Quote exactly the lines from the start of the entries to the one with "the cell shrunk?", both ends included.

━━━ Extracted material ━━━

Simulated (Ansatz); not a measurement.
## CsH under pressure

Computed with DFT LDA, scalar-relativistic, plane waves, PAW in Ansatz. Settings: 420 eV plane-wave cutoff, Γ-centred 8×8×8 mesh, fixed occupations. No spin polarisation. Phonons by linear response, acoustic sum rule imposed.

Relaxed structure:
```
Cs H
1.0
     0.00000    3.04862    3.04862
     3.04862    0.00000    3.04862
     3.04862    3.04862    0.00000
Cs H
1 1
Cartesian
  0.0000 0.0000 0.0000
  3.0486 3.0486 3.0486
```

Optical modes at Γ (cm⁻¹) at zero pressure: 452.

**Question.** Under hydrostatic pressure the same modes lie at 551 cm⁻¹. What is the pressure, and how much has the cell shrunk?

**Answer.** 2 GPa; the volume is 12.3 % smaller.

━━━

**Your solution:**
Simulated (Ansatz); not a measurement.
## CsH under pressure

Computed with DFT LDA, scalar-relativistic, plane waves, PAW in Ansatz. Settings: 420 eV plane-wave cutoff, Γ-centred 8×8×8 mesh, fixed occupations. No spin polarisation. Phonons by linear response, acoustic sum rule imposed.

Relaxed structure:
```
Cs H
1.0
     0.00000    3.04862    3.04862
     3.04862    0.00000    3.04862
     3.04862    3.04862    0.00000
Cs H
1 1
Cartesian
  0.0000 0.0000 0.0000
  3.0486 3.0486 3.0486
```

Optical modes at Γ (cm⁻¹) at zero pressure: 452.

**Question.** Under hydrostatic pressure the same modes lie at 551 cm⁻¹. What is the pressure, and how much has the cell shrunk?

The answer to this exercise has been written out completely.